Return only the lines running from the first line of the listing through the one with "Main program and", unchanged.

=== PROVIDED DATA ===

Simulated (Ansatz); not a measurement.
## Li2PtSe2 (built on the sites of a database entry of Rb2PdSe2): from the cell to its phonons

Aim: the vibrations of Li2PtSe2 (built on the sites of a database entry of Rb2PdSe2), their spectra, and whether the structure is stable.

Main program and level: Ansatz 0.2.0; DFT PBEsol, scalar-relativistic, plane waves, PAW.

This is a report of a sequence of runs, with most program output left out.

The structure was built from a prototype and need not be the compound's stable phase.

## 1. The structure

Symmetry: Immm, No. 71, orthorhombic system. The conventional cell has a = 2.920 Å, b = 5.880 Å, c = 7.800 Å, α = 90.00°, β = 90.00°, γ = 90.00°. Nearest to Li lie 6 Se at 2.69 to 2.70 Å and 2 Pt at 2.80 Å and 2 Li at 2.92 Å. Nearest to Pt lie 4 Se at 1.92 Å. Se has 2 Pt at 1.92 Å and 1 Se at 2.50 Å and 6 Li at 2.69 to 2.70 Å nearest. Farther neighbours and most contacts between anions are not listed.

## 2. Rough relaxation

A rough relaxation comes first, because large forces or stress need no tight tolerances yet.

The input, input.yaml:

===

YOUR RESPONSE:
Simulated (Ansatz); not a measurement.
## Li2PtSe2 (built on the sites of a database entry of Rb2PdSe2): from the cell to its phonons

Aim: the vibrations of Li2PtSe2 (built on the sites of a database entry of Rb2PdSe2), their spectra, and whether the structure is stable.

Main program and level: Ansatz 0.2.0; DFT PBEsol, scalar-relativistic, plane waves, PAW.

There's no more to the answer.